EXTRACTED RECORDS:
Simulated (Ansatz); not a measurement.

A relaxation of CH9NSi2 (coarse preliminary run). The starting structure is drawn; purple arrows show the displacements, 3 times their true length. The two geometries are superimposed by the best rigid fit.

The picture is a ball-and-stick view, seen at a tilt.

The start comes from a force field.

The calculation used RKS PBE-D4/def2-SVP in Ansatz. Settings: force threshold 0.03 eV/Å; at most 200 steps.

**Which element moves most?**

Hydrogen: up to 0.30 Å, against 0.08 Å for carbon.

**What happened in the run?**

REQUIREMENT:
The entries above are to be retyped exactly, with nothing left out.

WRITTEN RESPONSE:
Simulated (Ansatz); not a measurement.

A relaxation of CH9NSi2 (coarse preliminary run). The starting structure is drawn; purple arrows show the displacements, 3 times their true length. The two geometries are superimposed by the best rigid fit.

The picture is a ball-and-stick view, seen at a tilt.

The start comes from a force field.

The calculation used RKS PBE-D4/def2-SVP in Ansatz. Settings: force threshold 0.03 eV/Å; at most 200 steps.

**Which element moves most?**

Hydrogen: up to 0.30 Å, against 0.08 Å for carbon.

**What happened in the run?**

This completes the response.